• **ACTIVITY**
Once the line with "4.63 | +0.038 |" is found in the entries below, repeat it and each following line exactly, up to and including the line with "3.1 | +0.38 |". Add no other lines.

• **SOURCE MATERIAL**
▬▬▬▬▬▬

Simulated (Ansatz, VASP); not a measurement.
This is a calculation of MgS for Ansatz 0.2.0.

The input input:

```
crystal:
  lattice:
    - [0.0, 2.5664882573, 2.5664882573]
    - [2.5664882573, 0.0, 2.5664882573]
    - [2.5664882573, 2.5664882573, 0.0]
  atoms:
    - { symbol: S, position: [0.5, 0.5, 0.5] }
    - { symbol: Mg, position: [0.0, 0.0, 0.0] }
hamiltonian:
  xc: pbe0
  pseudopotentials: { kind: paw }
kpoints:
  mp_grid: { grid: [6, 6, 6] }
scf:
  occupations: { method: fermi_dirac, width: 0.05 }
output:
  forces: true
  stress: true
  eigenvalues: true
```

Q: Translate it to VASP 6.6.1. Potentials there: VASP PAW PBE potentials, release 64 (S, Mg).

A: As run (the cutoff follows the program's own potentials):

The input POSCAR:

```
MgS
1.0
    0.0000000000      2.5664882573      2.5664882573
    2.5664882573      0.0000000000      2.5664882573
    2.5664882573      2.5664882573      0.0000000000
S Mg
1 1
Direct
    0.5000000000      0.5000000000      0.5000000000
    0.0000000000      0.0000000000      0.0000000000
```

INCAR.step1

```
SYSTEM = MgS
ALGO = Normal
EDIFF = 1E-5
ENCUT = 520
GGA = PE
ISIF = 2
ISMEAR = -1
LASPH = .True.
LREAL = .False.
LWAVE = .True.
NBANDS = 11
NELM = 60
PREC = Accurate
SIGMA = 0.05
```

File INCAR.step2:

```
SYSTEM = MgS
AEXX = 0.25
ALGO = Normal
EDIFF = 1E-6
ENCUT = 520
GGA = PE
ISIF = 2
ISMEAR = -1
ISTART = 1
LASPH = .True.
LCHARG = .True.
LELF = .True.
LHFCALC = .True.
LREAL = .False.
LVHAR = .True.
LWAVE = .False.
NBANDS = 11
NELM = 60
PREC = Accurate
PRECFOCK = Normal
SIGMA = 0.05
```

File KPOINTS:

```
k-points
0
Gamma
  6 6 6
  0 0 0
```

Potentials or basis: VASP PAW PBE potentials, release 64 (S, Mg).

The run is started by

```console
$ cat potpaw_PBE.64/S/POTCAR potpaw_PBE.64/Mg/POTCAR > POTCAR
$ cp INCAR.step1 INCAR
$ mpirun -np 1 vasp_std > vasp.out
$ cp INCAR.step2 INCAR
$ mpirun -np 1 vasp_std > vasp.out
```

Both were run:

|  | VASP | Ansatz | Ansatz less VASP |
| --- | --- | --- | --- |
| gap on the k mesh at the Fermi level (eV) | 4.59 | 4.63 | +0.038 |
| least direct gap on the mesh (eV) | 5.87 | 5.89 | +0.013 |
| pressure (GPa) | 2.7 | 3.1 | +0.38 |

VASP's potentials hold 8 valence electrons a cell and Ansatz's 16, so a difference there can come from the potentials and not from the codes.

▬▬▬▬▬▬

• **TASK OUTPUT**
| gap on the k mesh at the Fermi level (eV) | 4.59 | 4.63 | +0.038 |
| least direct gap on the mesh (eV) | 5.87 | 5.89 | +0.013 |
| pressure (GPa) | 2.7 | 3.1 | +0.38 |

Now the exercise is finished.